══ LISTED ENTRIES ══
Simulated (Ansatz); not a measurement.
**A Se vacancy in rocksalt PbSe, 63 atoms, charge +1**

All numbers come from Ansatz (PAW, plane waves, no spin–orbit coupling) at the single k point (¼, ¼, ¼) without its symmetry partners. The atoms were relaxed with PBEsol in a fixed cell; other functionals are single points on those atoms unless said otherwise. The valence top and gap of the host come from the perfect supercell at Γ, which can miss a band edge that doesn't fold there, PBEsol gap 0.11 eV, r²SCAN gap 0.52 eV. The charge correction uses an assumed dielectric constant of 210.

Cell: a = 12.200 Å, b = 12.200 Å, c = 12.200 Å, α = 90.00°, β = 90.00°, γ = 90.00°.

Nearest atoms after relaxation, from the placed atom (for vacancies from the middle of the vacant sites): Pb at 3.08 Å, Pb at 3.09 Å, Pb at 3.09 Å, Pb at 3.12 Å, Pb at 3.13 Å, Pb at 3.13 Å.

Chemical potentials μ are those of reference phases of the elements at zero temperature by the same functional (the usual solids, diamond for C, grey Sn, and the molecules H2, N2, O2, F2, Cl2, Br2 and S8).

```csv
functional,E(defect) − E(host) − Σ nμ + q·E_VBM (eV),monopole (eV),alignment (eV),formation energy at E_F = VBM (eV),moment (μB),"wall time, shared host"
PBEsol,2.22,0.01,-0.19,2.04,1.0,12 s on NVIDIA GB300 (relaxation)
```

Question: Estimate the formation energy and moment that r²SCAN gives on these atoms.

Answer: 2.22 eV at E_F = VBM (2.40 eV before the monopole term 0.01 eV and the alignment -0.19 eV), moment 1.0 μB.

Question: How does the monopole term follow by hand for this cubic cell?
═══

For this exercise, restate every record word for word.

* **TASK OUTPUT**
Simulated (Ansatz); not a measurement.
**A Se vacancy in rocksalt PbSe, 63 atoms, charge +1**

All numbers come from Ansatz (PAW, plane waves, no spin–orbit coupling) at the single k point (¼, ¼, ¼) without its symmetry partners. The atoms were relaxed with PBEsol in a fixed cell; other functionals are single points on those atoms unless said otherwise. The valence top and gap of the host come from the perfect supercell at Γ, which can miss a band edge that doesn't fold there, PBEsol gap 0.11 eV, r²SCAN gap 0.52 eV. The charge correction uses an assumed dielectric constant of 210.

Cell: a = 12.200 Å, b = 12.200 Å, c = 12.200 Å, α = 90.00°, β = 90.00°, γ = 90.00°.

Nearest atoms after relaxation, from the placed atom (for vacancies from the middle of the vacant sites): Pb at 3.08 Å, Pb at 3.09 Å, Pb at 3.09 Å, Pb at 3.12 Å, Pb at 3.13 Å, Pb at 3.13 Å.

Chemical potentials μ are those of reference phases of the elements at zero temperature by the same functional (the usual solids, diamond for C, grey Sn, and the molecules H2, N2, O2, F2, Cl2, Br2 and S8).

```csv
functional,E(defect) − E(host) − Σ nμ + q·E_VBM (eV),monopole (eV),alignment (eV),formation energy at E_F = VBM (eV),moment (μB),"wall time, shared host"
PBEsol,2.22,0.01,-0.19,2.04,1.0,12 s on NVIDIA GB300 (relaxation)
```

Question: Estimate the formation energy and moment that r²SCAN gives on these atoms.

Answer: 2.22 eV at E_F = VBM (2.40 eV before the monopole term 0.01 eV and the alignment -0.19 eV), moment 1.0 μB.

Question: How does the monopole term follow by hand for this cubic cell?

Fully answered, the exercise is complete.